EXERCISE
Give back an exact copy of the lines below, from the first through the line with "force (eV/Å) |"; please stop there.

ENTRIES SUPPLIED
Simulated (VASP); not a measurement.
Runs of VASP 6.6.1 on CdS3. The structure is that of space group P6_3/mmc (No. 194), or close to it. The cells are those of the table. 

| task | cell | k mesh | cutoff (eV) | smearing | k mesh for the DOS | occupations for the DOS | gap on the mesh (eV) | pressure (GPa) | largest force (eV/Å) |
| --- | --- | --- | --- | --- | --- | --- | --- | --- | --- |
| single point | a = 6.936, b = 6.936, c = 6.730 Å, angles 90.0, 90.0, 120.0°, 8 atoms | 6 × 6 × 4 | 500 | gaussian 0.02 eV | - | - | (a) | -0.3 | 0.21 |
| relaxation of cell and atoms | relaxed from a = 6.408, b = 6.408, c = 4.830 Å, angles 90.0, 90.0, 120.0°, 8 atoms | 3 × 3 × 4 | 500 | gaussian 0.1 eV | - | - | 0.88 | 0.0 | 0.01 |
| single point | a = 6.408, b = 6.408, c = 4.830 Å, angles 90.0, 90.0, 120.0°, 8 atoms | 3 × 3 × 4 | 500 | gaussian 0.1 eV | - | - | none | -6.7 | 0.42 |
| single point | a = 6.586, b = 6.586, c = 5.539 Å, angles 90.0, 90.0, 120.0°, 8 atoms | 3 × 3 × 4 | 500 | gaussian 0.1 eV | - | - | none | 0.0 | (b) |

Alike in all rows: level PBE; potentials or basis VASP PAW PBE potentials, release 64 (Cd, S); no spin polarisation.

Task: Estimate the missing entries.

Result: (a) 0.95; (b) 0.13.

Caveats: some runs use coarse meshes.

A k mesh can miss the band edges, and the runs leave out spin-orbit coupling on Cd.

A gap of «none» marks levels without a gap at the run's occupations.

EXERCISE OUTPUT
Simulated (VASP); not a measurement.
Runs of VASP 6.6.1 on CdS3. The structure is that of space group P6_3/mmc (No. 194), or close to it. The cells are those of the table. 

| task | cell | k mesh | cutoff (eV) | smearing | k mesh for the DOS | occupations for the DOS | gap on the mesh (eV) | pressure (GPa) | largest force (eV/Å) |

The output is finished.